**Study material:**
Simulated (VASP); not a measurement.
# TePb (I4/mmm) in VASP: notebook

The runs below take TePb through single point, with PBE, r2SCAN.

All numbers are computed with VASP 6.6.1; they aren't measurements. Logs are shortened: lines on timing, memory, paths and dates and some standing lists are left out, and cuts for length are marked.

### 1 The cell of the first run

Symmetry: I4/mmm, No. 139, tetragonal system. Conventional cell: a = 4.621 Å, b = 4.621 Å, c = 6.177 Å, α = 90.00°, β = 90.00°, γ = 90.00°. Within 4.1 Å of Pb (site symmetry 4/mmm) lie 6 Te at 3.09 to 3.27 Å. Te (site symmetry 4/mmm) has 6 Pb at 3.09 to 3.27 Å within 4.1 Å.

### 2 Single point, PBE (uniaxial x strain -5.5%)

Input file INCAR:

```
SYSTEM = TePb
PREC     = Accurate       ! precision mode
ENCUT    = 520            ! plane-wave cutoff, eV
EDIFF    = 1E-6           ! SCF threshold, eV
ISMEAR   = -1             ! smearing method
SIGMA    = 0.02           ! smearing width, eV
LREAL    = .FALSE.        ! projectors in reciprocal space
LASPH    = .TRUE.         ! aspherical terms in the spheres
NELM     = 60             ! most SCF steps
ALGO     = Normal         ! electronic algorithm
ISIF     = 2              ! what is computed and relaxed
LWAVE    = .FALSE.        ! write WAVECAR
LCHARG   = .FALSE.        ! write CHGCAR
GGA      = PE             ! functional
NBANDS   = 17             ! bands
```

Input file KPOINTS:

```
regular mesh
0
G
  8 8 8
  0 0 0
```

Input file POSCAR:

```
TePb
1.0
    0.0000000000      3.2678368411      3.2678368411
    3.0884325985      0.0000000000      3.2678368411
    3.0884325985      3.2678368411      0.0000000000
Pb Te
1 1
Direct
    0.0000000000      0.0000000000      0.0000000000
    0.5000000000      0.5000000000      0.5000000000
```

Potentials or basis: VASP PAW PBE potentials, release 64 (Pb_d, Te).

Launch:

**Requirement:**
Repeat the material word for word from its opening line up to and including the line containing "All numbers are".

**Exercise result:**
Simulated (VASP); not a measurement.
# TePb (I4/mmm) in VASP: notebook

The runs below take TePb through single point, with PBE, r2SCAN.

All numbers are computed with VASP 6.6.1; they aren't measurements. Logs are shortened: lines on timing, memory, paths and dates and some standing lists are left out, and cuts for length are marked.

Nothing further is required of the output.